§

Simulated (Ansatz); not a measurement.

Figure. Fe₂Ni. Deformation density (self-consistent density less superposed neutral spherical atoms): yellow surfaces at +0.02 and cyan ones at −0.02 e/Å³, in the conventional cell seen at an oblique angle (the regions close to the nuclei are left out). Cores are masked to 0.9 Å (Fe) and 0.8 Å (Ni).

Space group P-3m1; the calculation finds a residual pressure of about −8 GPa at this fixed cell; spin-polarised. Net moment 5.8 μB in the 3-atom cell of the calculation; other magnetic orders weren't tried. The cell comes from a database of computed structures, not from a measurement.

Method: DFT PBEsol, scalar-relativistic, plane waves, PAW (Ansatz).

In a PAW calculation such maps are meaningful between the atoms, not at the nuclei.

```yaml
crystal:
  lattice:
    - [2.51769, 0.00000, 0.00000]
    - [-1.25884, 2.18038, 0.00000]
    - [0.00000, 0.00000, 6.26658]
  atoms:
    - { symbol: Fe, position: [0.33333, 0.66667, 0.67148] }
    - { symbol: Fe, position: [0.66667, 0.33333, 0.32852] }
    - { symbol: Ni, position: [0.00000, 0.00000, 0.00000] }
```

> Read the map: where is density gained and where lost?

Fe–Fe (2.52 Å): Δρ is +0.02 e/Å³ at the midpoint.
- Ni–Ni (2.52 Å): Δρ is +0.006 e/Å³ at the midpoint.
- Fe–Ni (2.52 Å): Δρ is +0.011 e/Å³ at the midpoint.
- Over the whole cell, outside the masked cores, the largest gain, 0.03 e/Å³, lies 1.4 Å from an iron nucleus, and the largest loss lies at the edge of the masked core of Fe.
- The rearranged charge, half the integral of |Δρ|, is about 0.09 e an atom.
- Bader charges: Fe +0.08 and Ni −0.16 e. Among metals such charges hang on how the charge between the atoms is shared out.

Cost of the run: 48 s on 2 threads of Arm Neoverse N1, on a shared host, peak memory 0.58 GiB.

§

■ **TASK ITEM**
Would you copy, unchanged, the stretch of the records above that begins at the line containing "- Over the whole" and ends at the line containing "- Bader charges: Fe", and only that?

■ **ANSWER BOX**
- Over the whole cell, outside the masked cores, the largest gain, 0.03 e/Å³, lies 1.4 Å from an iron nucleus, and the largest loss lies at the edge of the masked core of Fe.
- The rearranged charge, half the integral of |Δρ|, is about 0.09 e an atom.
- Bader charges: Fe +0.08 and Ni −0.16 e. Among metals such charges hang on how the charge between the atoms is shared out.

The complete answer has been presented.